<<<<

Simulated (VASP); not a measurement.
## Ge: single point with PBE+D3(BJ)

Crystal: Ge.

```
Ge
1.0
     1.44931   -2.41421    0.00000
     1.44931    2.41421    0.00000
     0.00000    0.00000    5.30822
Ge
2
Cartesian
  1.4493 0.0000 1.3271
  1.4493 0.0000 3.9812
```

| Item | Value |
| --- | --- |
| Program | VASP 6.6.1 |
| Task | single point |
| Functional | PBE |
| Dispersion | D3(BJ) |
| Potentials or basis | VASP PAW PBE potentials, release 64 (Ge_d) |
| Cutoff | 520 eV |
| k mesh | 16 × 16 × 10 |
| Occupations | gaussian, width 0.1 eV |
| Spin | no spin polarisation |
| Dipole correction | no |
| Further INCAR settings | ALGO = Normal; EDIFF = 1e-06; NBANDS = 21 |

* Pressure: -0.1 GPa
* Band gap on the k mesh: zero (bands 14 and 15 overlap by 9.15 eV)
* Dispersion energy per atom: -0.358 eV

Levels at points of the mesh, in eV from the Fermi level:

>>>>

== Activity ==
Everything in the listing above should be printed again exactly.

== Response area ==
Simulated (VASP); not a measurement.
## Ge: single point with PBE+D3(BJ)

Crystal: Ge.

```
Ge
1.0
     1.44931   -2.41421    0.00000
     1.44931    2.41421    0.00000
     0.00000    0.00000    5.30822
Ge
2
Cartesian
  1.4493 0.0000 1.3271
  1.4493 0.0000 3.9812
```

| Item | Value |
| --- | --- |
| Program | VASP 6.6.1 |
| Task | single point |
| Functional | PBE |
| Dispersion | D3(BJ) |
| Potentials or basis | VASP PAW PBE potentials, release 64 (Ge_d) |
| Cutoff | 520 eV |
| k mesh | 16 × 16 × 10 |
| Occupations | gaussian, width 0.1 eV |
| Spin | no spin polarisation |
| Dipole correction | no |
| Further INCAR settings | ALGO = Normal; EDIFF = 1e-06; NBANDS = 21 |

* Pressure: -0.1 GPa
* Band gap on the k mesh: zero (bands 14 and 15 overlap by 9.15 eV)
* Dispersion energy per atom: -0.358 eV

Levels at points of the mesh, in eV from the Fermi level:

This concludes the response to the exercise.